The line containing "Task: What does" marks the end; copy exactly all lines from the start of the material up to and including it.

### DATA TO EXAMINE
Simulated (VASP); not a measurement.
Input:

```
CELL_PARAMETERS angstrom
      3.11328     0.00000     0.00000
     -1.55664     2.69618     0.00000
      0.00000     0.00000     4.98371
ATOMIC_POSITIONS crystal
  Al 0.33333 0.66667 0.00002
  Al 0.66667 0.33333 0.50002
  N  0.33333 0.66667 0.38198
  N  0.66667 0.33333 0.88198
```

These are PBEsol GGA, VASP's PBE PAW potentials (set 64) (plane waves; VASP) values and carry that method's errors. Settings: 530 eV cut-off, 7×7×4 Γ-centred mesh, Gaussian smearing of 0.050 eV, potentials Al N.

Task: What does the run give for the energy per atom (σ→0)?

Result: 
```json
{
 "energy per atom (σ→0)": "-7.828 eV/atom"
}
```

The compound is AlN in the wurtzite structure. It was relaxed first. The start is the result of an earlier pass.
######

**RESPONSE BOX:**
Simulated (VASP); not a measurement.
Input:

```
CELL_PARAMETERS angstrom
      3.11328     0.00000     0.00000
     -1.55664     2.69618     0.00000
      0.00000     0.00000     4.98371
ATOMIC_POSITIONS crystal
  Al 0.33333 0.66667 0.00002
  Al 0.66667 0.33333 0.50002
  N  0.33333 0.66667 0.38198
  N  0.66667 0.33333 0.88198
```

These are PBEsol GGA, VASP's PBE PAW potentials (set 64) (plane waves; VASP) values and carry that method's errors. Settings: 530 eV cut-off, 7×7×4 Γ-centred mesh, Gaussian smearing of 0.050 eV, potentials Al N.

Task: What does the run give for the energy per atom (σ→0)?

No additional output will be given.